● **REQUIRED ACTION**
Using the records below, write out again exactly the lines that begin at the line containing "12.28 | +0.02 | 0.95 |" and end at the line containing "-1.28 | 0.90 |", and no other lines.

● **ENTRIES SUPPLIED**
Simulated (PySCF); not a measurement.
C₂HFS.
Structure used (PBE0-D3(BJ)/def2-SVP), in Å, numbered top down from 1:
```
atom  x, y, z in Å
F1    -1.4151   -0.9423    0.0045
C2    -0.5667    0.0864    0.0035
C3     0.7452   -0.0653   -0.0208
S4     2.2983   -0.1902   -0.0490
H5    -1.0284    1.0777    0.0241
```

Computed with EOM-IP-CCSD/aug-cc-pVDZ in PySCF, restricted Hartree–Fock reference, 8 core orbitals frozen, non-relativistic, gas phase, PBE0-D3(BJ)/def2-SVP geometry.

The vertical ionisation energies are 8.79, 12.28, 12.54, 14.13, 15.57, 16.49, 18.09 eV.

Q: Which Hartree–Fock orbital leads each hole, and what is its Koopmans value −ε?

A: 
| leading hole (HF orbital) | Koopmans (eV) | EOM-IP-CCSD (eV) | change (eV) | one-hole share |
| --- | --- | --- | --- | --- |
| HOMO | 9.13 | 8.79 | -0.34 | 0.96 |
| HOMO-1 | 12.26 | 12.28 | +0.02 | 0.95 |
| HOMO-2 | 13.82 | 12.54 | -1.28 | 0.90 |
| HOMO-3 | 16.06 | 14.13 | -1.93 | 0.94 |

● **EXERCISE SOLUTION**
| HOMO-1 | 12.26 | 12.28 | +0.02 | 0.95 |
| HOMO-2 | 13.82 | 12.54 | -1.28 | 0.90 |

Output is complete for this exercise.